_Work order_
Would you print the records below without changing anything?

_Supplied material_
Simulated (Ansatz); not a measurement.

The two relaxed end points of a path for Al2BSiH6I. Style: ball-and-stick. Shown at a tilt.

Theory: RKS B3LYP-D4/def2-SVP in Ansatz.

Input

_Answer area_
Simulated (Ansatz); not a measurement.

The two relaxed end points of a path for Al2BSiH6I. Style: ball-and-stick. Shown at a tilt.

Theory: RKS B3LYP-D4/def2-SVP in Ansatz.

Input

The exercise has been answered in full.